▶ [Work instruction]: From the data underneath, reproduce exactly the stretch that begins at the line with "cell | 84 | 84 |" and ends after the line with "Task: Which values does VASP return?".

▶ [Dataset records]:
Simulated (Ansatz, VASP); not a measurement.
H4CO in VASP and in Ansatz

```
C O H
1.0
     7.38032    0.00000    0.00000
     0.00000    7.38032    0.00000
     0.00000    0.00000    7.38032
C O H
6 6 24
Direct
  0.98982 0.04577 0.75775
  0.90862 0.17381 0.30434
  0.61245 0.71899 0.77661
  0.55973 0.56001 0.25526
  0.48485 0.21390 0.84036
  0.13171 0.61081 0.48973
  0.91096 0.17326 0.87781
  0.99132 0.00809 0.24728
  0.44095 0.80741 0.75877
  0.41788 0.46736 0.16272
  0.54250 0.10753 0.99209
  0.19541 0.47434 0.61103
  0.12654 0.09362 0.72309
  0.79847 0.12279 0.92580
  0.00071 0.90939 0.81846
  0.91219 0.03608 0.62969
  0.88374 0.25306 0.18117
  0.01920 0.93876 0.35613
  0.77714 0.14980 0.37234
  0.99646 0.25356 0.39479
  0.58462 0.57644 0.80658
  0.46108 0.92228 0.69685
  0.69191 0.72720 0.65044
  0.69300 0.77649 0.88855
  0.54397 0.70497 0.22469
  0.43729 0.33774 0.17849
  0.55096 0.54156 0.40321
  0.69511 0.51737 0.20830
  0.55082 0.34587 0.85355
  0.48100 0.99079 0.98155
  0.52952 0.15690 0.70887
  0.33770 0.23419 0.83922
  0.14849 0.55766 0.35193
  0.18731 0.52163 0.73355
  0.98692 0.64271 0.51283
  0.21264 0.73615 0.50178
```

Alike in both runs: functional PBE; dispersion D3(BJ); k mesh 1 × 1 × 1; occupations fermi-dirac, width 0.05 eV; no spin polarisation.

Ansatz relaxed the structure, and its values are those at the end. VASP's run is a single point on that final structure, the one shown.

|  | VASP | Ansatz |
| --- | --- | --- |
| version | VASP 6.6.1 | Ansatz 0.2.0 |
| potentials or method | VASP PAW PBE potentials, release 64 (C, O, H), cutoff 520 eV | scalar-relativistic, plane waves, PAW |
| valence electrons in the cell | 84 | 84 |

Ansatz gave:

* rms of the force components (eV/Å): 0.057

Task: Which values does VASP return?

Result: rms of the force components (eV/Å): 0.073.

▶ [Expected answer]:
| valence electrons in the cell | 84 | 84 |

Ansatz gave:

* rms of the force components (eV/Å): 0.057

Task: Which values does VASP return?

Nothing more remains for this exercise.